SOURCE INFORMATION
___
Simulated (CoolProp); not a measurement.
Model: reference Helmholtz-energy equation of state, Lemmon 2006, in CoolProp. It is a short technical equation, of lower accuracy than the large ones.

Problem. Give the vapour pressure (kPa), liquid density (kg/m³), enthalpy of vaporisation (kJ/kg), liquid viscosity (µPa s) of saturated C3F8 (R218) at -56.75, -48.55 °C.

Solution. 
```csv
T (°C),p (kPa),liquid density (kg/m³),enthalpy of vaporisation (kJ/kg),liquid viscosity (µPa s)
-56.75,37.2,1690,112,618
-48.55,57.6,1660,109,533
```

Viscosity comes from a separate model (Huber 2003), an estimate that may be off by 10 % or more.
___

Please print the lines from the start of the records up to and including the line with "Model: reference Helmholtz-energy", copying each one exactly and leaving out the rest.

WRITTEN RESPONSE
Simulated (CoolProp); not a measurement.
Model: reference Helmholtz-energy equation of state, Lemmon 2006, in CoolProp. It is a short technical equation, of lower accuracy than the large ones.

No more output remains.